__Brief__
Every record shown here needs to be repeated exactly.

__Extracted material__
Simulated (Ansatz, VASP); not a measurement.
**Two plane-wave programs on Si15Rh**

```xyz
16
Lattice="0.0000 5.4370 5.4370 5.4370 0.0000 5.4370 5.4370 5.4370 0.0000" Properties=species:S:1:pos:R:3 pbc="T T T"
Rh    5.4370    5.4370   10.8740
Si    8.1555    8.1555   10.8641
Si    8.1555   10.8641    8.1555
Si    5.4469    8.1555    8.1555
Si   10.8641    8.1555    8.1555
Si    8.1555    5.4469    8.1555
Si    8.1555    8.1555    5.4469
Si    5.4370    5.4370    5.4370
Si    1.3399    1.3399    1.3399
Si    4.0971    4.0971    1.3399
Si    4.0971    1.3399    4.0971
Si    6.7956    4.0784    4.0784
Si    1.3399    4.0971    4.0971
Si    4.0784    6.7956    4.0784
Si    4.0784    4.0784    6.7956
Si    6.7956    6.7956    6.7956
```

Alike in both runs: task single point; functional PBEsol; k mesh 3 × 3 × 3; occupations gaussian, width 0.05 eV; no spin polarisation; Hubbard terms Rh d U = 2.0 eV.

__Answer space__
Simulated (Ansatz, VASP); not a measurement.
**Two plane-wave programs on Si15Rh**

```xyz
16
Lattice="0.0000 5.4370 5.4370 5.4370 0.0000 5.4370 5.4370 5.4370 0.0000" Properties=species:S:1:pos:R:3 pbc="T T T"
Rh    5.4370    5.4370   10.8740
Si    8.1555    8.1555   10.8641
Si    8.1555   10.8641    8.1555
Si    5.4469    8.1555    8.1555
Si   10.8641    8.1555    8.1555
Si    8.1555    5.4469    8.1555
Si    8.1555    8.1555    5.4469
Si    5.4370    5.4370    5.4370
Si    1.3399    1.3399    1.3399
Si    4.0971    4.0971    1.3399
Si    4.0971    1.3399    4.0971
Si    6.7956    4.0784    4.0784
Si    1.3399    4.0971    4.0971
Si    4.0784    6.7956    4.0784
Si    4.0784    4.0784    6.7956
Si    6.7956    6.7956    6.7956
```

Alike in both runs: task single point; functional PBEsol; k mesh 3 × 3 × 3; occupations gaussian, width 0.05 eV; no spin polarisation; Hubbard terms Rh d U = 2.0 eV.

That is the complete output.